## Work instruction
Exactly reproduce the lines from the top of the entries below through the line containing "Alike in all", with both ends included.

## Raw data

# # # # #

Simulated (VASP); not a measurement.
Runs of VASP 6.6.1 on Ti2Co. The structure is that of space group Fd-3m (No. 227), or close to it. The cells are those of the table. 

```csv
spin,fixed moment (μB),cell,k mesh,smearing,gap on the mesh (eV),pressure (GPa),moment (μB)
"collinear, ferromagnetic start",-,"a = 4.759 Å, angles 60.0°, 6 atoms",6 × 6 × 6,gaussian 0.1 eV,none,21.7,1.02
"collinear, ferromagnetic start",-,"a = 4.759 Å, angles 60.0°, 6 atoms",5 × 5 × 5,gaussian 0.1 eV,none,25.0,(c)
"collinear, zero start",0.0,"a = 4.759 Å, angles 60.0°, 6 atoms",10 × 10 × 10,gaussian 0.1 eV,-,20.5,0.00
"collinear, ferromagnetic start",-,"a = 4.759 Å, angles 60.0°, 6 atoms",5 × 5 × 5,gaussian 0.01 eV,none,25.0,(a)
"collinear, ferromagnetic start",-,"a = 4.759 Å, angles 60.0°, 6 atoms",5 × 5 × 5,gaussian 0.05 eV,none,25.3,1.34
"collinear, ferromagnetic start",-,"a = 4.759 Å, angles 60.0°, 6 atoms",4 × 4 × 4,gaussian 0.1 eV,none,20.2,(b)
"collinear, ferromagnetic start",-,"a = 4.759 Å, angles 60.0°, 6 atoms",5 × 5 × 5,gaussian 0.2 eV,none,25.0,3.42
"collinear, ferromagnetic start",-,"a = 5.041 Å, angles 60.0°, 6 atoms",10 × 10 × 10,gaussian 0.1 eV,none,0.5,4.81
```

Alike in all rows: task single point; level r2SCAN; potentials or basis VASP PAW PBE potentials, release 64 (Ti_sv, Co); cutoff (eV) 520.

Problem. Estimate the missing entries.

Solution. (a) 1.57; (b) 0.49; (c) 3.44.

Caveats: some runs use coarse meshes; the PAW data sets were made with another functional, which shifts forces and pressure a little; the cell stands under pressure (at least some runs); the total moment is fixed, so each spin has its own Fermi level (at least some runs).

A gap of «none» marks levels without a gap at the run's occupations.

# # # # #

## Task output
Simulated (VASP); not a measurement.
Runs of VASP 6.6.1 on Ti2Co. The structure is that of space group Fd-3m (No. 227), or close to it. The cells are those of the table. 

```csv
spin,fixed moment (μB),cell,k mesh,smearing,gap on the mesh (eV),pressure (GPa),moment (μB)
"collinear, ferromagnetic start",-,"a = 4.759 Å, angles 60.0°, 6 atoms",6 × 6 × 6,gaussian 0.1 eV,none,21.7,1.02
"collinear, ferromagnetic start",-,"a = 4.759 Å, angles 60.0°, 6 atoms",5 × 5 × 5,gaussian 0.1 eV,none,25.0,(c)
"collinear, zero start",0.0,"a = 4.759 Å, angles 60.0°, 6 atoms",10 × 10 × 10,gaussian 0.1 eV,-,20.5,0.00
"collinear, ferromagnetic start",-,"a = 4.759 Å, angles 60.0°, 6 atoms",5 × 5 × 5,gaussian 0.01 eV,none,25.0,(a)
"collinear, ferromagnetic start",-,"a = 4.759 Å, angles 60.0°, 6 atoms",5 × 5 × 5,gaussian 0.05 eV,none,25.3,1.34
"collinear, ferromagnetic start",-,"a = 4.759 Å, angles 60.0°, 6 atoms",4 × 4 × 4,gaussian 0.1 eV,none,20.2,(b)
"collinear, ferromagnetic start",-,"a = 4.759 Å, angles 60.0°, 6 atoms",5 × 5 × 5,gaussian 0.2 eV,none,25.0,3.42
"collinear, ferromagnetic start",-,"a = 5.041 Å, angles 60.0°, 6 atoms",10 × 10 × 10,gaussian 0.1 eV,none,0.5,4.81
```

Alike in all rows: task single point; level r2SCAN; potentials or basis VASP PAW PBE potentials, release 64 (Ti_sv, Co); cutoff (eV) 520.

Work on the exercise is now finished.